▶ **Requirement**: The line containing "SiC, space group" marks the end: output every line of the data up to it, and that line too, exactly as written.

□ □ □ □ □
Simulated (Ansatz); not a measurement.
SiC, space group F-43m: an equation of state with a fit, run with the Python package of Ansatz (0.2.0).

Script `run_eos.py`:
□ □ □ □ □

▶ **Worked solution**:
Simulated (Ansatz); not a measurement.
SiC, space group F-43m: an equation of state with a fit, run with the Python package of Ansatz (0.2.0).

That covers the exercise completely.